• _Material supplied_
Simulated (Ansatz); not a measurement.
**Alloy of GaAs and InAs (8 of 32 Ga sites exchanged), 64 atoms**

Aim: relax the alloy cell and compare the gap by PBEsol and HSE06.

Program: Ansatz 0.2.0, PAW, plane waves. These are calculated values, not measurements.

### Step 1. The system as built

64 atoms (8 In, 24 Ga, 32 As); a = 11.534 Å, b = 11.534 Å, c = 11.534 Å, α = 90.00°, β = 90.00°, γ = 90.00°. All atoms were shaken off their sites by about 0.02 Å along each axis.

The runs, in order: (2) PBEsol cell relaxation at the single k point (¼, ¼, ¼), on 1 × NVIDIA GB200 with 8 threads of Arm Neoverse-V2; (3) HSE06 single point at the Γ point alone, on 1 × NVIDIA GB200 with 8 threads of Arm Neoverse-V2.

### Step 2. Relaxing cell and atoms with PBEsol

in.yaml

• _Exercise_
Give back every entry exactly, with nothing left out.

• _Exercise result_
Simulated (Ansatz); not a measurement.
**Alloy of GaAs and InAs (8 of 32 Ga sites exchanged), 64 atoms**

Aim: relax the alloy cell and compare the gap by PBEsol and HSE06.

Program: Ansatz 0.2.0, PAW, plane waves. These are calculated values, not measurements.

### Step 1. The system as built

64 atoms (8 In, 24 Ga, 32 As); a = 11.534 Å, b = 11.534 Å, c = 11.534 Å, α = 90.00°, β = 90.00°, γ = 90.00°. All atoms were shaken off their sites by about 0.02 Å along each axis.

The runs, in order: (2) PBEsol cell relaxation at the single k point (¼, ¼, ¼), on 1 × NVIDIA GB200 with 8 threads of Arm Neoverse-V2; (3) HSE06 single point at the Γ point alone, on 1 × NVIDIA GB200 with 8 threads of Arm Neoverse-V2.

### Step 2. Relaxing cell and atoms with PBEsol

in.yaml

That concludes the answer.